Work item. How does the data below read from its first line through the line containing "### Which level"? Print those lines exactly.

Data excerpts.
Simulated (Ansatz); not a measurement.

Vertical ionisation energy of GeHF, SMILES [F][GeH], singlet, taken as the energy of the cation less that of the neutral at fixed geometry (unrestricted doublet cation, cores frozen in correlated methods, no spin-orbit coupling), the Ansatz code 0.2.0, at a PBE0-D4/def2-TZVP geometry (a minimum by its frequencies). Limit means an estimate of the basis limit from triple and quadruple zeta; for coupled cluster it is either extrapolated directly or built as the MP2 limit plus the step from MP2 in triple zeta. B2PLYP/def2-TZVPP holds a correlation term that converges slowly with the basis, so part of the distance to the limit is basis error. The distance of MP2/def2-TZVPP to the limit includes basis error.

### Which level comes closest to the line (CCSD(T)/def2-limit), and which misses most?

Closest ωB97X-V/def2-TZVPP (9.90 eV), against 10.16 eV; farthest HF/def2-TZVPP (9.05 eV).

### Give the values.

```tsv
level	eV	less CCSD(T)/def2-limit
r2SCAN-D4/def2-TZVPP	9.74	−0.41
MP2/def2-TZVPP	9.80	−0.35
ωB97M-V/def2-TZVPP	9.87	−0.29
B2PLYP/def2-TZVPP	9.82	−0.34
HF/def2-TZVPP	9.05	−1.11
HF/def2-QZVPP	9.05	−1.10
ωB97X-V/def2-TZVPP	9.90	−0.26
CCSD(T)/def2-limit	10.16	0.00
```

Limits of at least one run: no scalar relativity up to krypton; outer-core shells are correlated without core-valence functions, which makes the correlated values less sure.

Reply.
Simulated (Ansatz); not a measurement.

Vertical ionisation energy of GeHF, SMILES [F][GeH], singlet, taken as the energy of the cation less that of the neutral at fixed geometry (unrestricted doublet cation, cores frozen in correlated methods, no spin-orbit coupling), the Ansatz code 0.2.0, at a PBE0-D4/def2-TZVP geometry (a minimum by its frequencies). Limit means an estimate of the basis limit from triple and quadruple zeta; for coupled cluster it is either extrapolated directly or built as the MP2 limit plus the step from MP2 in triple zeta. B2PLYP/def2-TZVPP holds a correlation term that converges slowly with the basis, so part of the distance to the limit is basis error. The distance of MP2/def2-TZVPP to the limit includes basis error.

### Which level comes closest to the line (CCSD(T)/def2-limit), and which misses most?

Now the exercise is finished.